■ **REQUIREMENT**
Return, word for word, only the lines of the data below that lie between the line with "Change from the starting cell: strained cell." and the line with "LDA's correlation is", those two lines included.

■ **SOURCE DATA**
-- Opening Marker --
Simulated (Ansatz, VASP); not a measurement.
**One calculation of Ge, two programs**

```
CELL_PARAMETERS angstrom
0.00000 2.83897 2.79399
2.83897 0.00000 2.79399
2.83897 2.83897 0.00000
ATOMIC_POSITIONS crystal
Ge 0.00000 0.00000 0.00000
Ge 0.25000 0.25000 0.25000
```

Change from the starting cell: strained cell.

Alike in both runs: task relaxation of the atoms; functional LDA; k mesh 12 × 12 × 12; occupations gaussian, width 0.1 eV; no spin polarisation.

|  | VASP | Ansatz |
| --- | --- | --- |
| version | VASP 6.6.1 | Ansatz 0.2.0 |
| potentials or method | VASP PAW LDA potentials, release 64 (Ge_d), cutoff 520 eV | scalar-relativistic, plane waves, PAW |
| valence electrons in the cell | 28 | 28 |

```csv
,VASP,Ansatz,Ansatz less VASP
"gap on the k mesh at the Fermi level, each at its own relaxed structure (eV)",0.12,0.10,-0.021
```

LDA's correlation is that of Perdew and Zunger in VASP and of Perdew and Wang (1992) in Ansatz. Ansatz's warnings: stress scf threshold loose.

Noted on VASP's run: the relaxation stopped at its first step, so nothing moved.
-- Closing Marker --

■ **TASK RESPONSE**
Change from the starting cell: strained cell.

Alike in both runs: task relaxation of the atoms; functional LDA; k mesh 12 × 12 × 12; occupations gaussian, width 0.1 eV; no spin polarisation.

|  | VASP | Ansatz |
| --- | --- | --- |
| version | VASP 6.6.1 | Ansatz 0.2.0 |
| potentials or method | VASP PAW LDA potentials, release 64 (Ge_d), cutoff 520 eV | scalar-relativistic, plane waves, PAW |
| valence electrons in the cell | 28 | 28 |

```csv
,VASP,Ansatz,Ansatz less VASP
"gap on the k mesh at the Fermi level, each at its own relaxed structure (eV)",0.12,0.10,-0.021
```

LDA's correlation is that of Perdew and Zunger in VASP and of Perdew and Wang (1992) in Ansatz. Ansatz's warnings: stress scf threshold loose.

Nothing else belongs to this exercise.